» **Supplied material**:

—————

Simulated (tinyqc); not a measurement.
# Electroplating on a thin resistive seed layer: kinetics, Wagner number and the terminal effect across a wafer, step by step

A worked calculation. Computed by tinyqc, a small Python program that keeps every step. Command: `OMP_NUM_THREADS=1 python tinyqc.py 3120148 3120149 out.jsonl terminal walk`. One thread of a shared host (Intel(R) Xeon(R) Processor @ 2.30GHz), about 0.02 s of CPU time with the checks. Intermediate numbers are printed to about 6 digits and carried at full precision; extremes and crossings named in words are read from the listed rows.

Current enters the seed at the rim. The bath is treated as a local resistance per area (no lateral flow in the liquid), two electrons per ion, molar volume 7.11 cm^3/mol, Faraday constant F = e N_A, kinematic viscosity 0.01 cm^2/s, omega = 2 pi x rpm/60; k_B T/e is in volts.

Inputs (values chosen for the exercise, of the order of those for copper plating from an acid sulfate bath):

—————

» **Requirement**:
All that belongs in the answer is the run of lines above from the line containing "A worked calculation." through the line containing "Current enters the", exactly as written.

» **Result**:
A worked calculation. Computed by tinyqc, a small Python program that keeps every step. Command: `OMP_NUM_THREADS=1 python tinyqc.py 3120148 3120149 out.jsonl terminal walk`. One thread of a shared host (Intel(R) Xeon(R) Processor @ 2.30GHz), about 0.02 s of CPU time with the checks. Intermediate numbers are printed to about 6 digits and carried at full precision; extremes and crossings named in words are read from the listed rows.

Current enters the seed at the rim. The bath is treated as a local resistance per area (no lateral flow in the liquid), two electrons per ion, molar volume 7.11 cm^3/mol, Faraday constant F = e N_A, kinematic viscosity 0.01 cm^2/s, omega = 2 pi x rpm/60; k_B T/e is in volts.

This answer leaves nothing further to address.